Please retype the material beneath this task exactly, starting with its first line and finishing with the line containing "# (9,9) carbon".

BEGIN Records shown
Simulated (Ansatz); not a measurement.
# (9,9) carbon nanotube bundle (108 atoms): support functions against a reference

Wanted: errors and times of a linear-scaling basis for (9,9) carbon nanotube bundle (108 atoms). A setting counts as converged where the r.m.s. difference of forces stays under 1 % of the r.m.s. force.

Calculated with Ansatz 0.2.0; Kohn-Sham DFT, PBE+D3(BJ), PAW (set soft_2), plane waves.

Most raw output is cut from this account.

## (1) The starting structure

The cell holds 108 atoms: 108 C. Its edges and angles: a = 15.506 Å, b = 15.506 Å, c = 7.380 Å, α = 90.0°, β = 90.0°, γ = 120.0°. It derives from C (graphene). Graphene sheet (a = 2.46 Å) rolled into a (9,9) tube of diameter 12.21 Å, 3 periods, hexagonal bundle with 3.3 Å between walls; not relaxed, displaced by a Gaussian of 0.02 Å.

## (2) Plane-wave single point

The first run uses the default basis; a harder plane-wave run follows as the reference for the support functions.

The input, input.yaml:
END Records shown

**Worked solution**
Simulated (Ansatz); not a measurement.
# (9,9) carbon nanotube bundle (108 atoms): support functions against a reference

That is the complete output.